----------

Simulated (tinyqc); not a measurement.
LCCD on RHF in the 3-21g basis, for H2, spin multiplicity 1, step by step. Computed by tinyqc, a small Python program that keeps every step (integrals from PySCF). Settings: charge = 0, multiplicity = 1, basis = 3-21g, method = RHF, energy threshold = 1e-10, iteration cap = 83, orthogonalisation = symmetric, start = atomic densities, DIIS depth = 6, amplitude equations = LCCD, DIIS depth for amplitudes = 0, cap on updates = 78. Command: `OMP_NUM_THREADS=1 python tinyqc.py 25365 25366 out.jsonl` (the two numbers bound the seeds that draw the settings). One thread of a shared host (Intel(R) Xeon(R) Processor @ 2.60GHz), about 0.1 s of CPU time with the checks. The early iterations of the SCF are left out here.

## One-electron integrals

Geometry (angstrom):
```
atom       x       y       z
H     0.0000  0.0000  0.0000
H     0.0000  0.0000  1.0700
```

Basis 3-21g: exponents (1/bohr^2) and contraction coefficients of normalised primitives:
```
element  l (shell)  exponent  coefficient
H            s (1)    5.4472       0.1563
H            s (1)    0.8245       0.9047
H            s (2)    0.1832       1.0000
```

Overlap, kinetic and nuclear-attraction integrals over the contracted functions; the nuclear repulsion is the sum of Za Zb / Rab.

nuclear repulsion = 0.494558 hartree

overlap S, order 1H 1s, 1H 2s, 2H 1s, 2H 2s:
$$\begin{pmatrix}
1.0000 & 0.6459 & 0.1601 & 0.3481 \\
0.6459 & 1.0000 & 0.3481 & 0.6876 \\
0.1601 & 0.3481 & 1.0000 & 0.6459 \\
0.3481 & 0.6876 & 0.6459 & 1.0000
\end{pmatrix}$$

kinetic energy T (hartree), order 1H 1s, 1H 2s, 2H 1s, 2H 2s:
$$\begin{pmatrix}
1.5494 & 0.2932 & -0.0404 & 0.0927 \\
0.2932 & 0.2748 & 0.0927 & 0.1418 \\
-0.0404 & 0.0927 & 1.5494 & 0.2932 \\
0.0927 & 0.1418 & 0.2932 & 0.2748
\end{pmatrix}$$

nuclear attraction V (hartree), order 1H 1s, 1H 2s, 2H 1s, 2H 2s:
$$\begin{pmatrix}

----------

(REQUIRED ACTION): The range runs from the line with "1.0000 & 0.6459 & 0.1601 & 0.3481 \\" up to and including the line with "nuclear attraction V" in the listing above; please write out exactly those lines and nothing more.

(ANSWER SECTION):
1.0000 & 0.6459 & 0.1601 & 0.3481 \\
0.6459 & 1.0000 & 0.3481 & 0.6876 \\
0.1601 & 0.3481 & 1.0000 & 0.6459 \\
0.3481 & 0.6876 & 0.6459 & 1.0000
\end{pmatrix}$$

kinetic energy T (hartree), order 1H 1s, 1H 2s, 2H 1s, 2H 2s:
$$\begin{pmatrix}
1.5494 & 0.2932 & -0.0404 & 0.0927 \\
0.2932 & 0.2748 & 0.0927 & 0.1418 \\
-0.0404 & 0.0927 & 1.5494 & 0.2932 \\
0.0927 & 0.1418 & 0.2932 & 0.2748
\end{pmatrix}$$

nuclear attraction V (hartree), order 1H 1s, 1H 2s, 2H 1s, 2H 2s:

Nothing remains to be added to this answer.